**MATERIAL SHOWN**
━━━━
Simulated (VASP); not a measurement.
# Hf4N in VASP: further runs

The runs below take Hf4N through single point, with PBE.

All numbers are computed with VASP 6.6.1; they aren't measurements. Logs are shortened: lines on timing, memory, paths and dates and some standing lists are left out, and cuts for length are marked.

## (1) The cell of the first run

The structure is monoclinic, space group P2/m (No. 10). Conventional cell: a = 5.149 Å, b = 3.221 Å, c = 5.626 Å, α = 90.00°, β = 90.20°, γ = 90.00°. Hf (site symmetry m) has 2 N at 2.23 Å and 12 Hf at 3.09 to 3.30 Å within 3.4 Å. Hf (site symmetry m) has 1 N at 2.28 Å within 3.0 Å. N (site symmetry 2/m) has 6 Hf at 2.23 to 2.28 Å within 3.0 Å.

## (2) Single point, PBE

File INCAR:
━━━━

Each line from the start of the listing above through the line containing "## (1) The cell of the first run" must be reproduced exactly. Leave out the rest.

**RESPONSE**
Simulated (VASP); not a measurement.
# Hf4N in VASP: further runs

The runs below take Hf4N through single point, with PBE.

All numbers are computed with VASP 6.6.1; they aren't measurements. Logs are shortened: lines on timing, memory, paths and dates and some standing lists are left out, and cuts for length are marked.

## (1) The cell of the first run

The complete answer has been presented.